Excerpted records:
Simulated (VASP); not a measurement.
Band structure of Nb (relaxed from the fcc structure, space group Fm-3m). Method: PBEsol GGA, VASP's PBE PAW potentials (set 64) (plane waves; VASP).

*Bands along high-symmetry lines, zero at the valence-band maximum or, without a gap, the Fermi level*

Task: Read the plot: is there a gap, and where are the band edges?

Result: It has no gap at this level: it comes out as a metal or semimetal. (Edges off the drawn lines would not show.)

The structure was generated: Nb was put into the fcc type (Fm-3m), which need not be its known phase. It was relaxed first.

Required action: From the entries above, write out only the lines starting at the line that holds "Task: Read the" and ending at the line that holds "Result: It has", keeping both and matching them exactly.

Worked solution:
Task: Read the plot: is there a gap, and where are the band edges?

Result: It has no gap at this level: it comes out as a metal or semimetal. (Edges off the drawn lines would not show.)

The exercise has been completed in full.